● **DATA EXTRACTS**
┄┄┄┄┄┄┄┄┄┄┄┄┄┄┄┄┄┄┄┄

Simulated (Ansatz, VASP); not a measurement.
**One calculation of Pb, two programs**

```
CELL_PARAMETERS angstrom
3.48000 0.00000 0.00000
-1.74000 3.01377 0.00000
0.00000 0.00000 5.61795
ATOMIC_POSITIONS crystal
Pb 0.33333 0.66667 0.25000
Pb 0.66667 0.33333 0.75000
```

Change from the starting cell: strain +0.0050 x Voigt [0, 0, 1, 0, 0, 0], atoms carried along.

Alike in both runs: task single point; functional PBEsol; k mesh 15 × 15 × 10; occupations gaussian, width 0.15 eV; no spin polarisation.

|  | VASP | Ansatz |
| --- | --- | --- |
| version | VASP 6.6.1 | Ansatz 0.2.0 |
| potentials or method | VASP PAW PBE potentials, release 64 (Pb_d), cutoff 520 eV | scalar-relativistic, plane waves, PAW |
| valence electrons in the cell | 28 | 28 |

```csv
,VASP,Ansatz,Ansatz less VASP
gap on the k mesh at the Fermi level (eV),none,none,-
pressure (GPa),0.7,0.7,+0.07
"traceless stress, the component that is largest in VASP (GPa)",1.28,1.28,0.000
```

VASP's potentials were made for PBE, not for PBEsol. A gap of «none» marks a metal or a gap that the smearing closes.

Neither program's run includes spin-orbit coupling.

┄┄┄┄┄┄┄┄┄┄┄┄┄┄┄┄┄┄┄┄

● **REQUIREMENT**
Copy out only the lines of the records above from the one with "Ansatz 0.2.0 |" through the one with "VASP's potentials were", exactly as they stand, both included.

● **PROBLEM SOLUTION**
| version | VASP 6.6.1 | Ansatz 0.2.0 |
| potentials or method | VASP PAW PBE potentials, release 64 (Pb_d), cutoff 520 eV | scalar-relativistic, plane waves, PAW |
| valence electrons in the cell | 28 | 28 |

```csv
,VASP,Ansatz,Ansatz less VASP
gap on the k mesh at the Fermi level (eV),none,none,-
pressure (GPa),0.7,0.7,+0.07
"traceless stress, the component that is largest in VASP (GPa)",1.28,1.28,0.000
```

VASP's potentials were made for PBE, not for PBEsol. A gap of «none» marks a metal or a gap that the smearing closes.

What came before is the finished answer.